Assignment: Return the run of lines below that opens with the line containing "W16O (a cell" and closes with the line containing "Problem. How long", keeping each one exact.

%%

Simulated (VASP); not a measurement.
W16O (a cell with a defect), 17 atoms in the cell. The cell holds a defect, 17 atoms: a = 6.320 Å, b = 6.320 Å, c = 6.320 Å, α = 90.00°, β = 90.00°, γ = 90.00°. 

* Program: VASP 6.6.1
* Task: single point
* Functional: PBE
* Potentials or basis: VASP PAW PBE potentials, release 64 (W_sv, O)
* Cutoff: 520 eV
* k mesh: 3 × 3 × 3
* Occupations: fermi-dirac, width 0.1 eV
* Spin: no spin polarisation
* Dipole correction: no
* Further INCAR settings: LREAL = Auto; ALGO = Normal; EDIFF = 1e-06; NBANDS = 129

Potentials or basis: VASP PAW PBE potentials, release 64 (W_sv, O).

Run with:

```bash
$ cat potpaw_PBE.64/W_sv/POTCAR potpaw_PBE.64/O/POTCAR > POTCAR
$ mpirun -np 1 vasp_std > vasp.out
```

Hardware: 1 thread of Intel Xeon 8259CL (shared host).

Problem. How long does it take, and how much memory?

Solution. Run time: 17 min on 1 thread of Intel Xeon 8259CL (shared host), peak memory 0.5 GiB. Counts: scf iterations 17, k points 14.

%%

Task solution:
W16O (a cell with a defect), 17 atoms in the cell. The cell holds a defect, 17 atoms: a = 6.320 Å, b = 6.320 Å, c = 6.320 Å, α = 90.00°, β = 90.00°, γ = 90.00°. 

* Program: VASP 6.6.1
* Task: single point
* Functional: PBE
* Potentials or basis: VASP PAW PBE potentials, release 64 (W_sv, O)
* Cutoff: 520 eV
* k mesh: 3 × 3 × 3
* Occupations: fermi-dirac, width 0.1 eV
* Spin: no spin polarisation
* Dipole correction: no
* Further INCAR settings: LREAL = Auto; ALGO = Normal; EDIFF = 1e-06; NBANDS = 129

Potentials or basis: VASP PAW PBE potentials, release 64 (W_sv, O).

Run with:

```bash
$ cat potpaw_PBE.64/W_sv/POTCAR potpaw_PBE.64/O/POTCAR > POTCAR
$ mpirun -np 1 vasp_std > vasp.out
```

Hardware: 1 thread of Intel Xeon 8259CL (shared host).

Problem. How long does it take, and how much memory?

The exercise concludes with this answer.